● Activity
Each line of the data below from the one holding "2.99 | 13.211 |" to the one holding "A third-order Birch–Murnaghan", inclusive, is to be reproduced exactly; no other line belongs in the answer.

● Data extracts
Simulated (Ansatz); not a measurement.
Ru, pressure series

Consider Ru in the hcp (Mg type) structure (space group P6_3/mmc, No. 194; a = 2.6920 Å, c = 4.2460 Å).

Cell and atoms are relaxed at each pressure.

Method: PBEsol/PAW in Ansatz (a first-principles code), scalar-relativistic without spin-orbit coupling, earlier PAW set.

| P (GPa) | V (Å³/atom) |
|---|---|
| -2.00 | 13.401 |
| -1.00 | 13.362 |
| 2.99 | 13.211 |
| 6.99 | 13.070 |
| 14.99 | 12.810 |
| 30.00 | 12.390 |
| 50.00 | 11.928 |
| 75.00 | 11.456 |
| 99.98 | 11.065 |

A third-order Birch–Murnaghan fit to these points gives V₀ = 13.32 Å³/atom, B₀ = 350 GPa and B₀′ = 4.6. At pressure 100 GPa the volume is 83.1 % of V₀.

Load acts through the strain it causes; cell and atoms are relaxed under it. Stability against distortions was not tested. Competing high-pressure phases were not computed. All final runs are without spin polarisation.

● Task result
| 2.99 | 13.211 |
| 6.99 | 13.070 |
| 14.99 | 12.810 |
| 30.00 | 12.390 |
| 50.00 | 11.928 |
| 75.00 | 11.456 |
| 99.98 | 11.065 |

A third-order Birch–Murnaghan fit to these points gives V₀ = 13.32 Å³/atom, B₀ = 350 GPa and B₀′ = 4.6. At pressure 100 GPa the volume is 83.1 % of V₀.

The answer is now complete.